> **Exercise**:
A word-for-word copy of the listing is needed. Retype it in full.

> **Data extracts**:
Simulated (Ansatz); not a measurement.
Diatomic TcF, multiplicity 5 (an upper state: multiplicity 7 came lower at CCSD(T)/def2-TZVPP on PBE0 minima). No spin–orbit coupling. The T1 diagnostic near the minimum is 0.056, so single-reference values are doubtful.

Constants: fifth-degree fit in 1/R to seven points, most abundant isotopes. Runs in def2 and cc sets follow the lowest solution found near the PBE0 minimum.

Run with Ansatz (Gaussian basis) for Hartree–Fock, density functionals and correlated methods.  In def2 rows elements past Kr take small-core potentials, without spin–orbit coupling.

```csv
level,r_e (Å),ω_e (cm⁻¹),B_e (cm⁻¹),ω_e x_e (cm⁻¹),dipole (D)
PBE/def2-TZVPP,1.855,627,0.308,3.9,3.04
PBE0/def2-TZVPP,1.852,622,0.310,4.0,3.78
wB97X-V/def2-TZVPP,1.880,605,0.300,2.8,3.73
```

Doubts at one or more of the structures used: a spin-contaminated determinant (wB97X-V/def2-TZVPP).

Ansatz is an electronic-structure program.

> **Your solution**:
Simulated (Ansatz); not a measurement.
Diatomic TcF, multiplicity 5 (an upper state: multiplicity 7 came lower at CCSD(T)/def2-TZVPP on PBE0 minima). No spin–orbit coupling. The T1 diagnostic near the minimum is 0.056, so single-reference values are doubtful.

Constants: fifth-degree fit in 1/R to seven points, most abundant isotopes. Runs in def2 and cc sets follow the lowest solution found near the PBE0 minimum.

Run with Ansatz (Gaussian basis) for Hartree–Fock, density functionals and correlated methods.  In def2 rows elements past Kr take small-core potentials, without spin–orbit coupling.

```csv
level,r_e (Å),ω_e (cm⁻¹),B_e (cm⁻¹),ω_e x_e (cm⁻¹),dipole (D)
PBE/def2-TZVPP,1.855,627,0.308,3.9,3.04
PBE0/def2-TZVPP,1.852,622,0.310,4.0,3.78
wB97X-V/def2-TZVPP,1.880,605,0.300,2.8,3.73
```

Doubts at one or more of the structures used: a spin-contaminated determinant (wB97X-V/def2-TZVPP).

Ansatz is an electronic-structure program.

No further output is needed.